**DATA UNDER STUDY**:
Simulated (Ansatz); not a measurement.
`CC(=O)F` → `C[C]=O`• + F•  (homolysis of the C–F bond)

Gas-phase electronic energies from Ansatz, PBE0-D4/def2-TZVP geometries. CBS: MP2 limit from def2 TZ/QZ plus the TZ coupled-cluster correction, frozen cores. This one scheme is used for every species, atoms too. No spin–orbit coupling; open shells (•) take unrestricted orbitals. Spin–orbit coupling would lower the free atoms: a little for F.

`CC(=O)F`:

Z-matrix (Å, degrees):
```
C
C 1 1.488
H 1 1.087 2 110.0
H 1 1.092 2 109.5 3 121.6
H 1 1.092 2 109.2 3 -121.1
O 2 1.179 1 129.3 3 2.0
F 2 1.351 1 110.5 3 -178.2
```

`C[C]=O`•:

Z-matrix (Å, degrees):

**WORK TASK**:
Return exactly, and only, the lines from the start of the listing through the line with "the C–F bond)".

**YOUR RESPONSE**:
Simulated (Ansatz); not a measurement.
`CC(=O)F` → `C[C]=O`• + F•  (homolysis of the C–F bond)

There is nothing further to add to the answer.